▶ [WORK REQUEST] Please give back word for word the lines below, from the first one through the one with "24.35 | 8.7 |".

################

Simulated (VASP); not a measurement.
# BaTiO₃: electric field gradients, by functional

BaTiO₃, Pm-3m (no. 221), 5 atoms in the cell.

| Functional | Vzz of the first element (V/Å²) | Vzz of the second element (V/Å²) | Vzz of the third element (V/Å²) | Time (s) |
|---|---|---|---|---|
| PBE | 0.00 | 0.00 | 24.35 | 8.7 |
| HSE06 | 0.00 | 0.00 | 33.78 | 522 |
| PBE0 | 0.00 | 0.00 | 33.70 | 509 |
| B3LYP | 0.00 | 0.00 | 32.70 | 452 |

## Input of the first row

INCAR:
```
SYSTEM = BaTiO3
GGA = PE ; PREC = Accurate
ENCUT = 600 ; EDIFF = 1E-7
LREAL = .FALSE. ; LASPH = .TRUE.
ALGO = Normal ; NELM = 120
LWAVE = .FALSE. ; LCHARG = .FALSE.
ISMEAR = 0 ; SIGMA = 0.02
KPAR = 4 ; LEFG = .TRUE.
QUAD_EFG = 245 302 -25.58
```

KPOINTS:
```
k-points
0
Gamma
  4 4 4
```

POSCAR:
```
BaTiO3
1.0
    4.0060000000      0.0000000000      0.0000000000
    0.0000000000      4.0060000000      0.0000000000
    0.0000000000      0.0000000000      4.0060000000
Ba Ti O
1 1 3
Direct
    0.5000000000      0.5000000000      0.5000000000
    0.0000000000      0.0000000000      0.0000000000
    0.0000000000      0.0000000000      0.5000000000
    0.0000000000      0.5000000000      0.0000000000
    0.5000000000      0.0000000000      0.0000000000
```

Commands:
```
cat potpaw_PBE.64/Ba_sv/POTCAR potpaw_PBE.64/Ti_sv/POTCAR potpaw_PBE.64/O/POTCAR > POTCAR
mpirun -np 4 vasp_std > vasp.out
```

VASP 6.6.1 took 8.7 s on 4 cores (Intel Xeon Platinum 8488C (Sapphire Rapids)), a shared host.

################

▶ [WRITTEN REPLY]
Simulated (VASP); not a measurement.
# BaTiO₃: electric field gradients, by functional

BaTiO₃, Pm-3m (no. 221), 5 atoms in the cell.

| Functional | Vzz of the first element (V/Å²) | Vzz of the second element (V/Å²) | Vzz of the third element (V/Å²) | Time (s) |
|---|---|---|---|---|
| PBE | 0.00 | 0.00 | 24.35 | 8.7 |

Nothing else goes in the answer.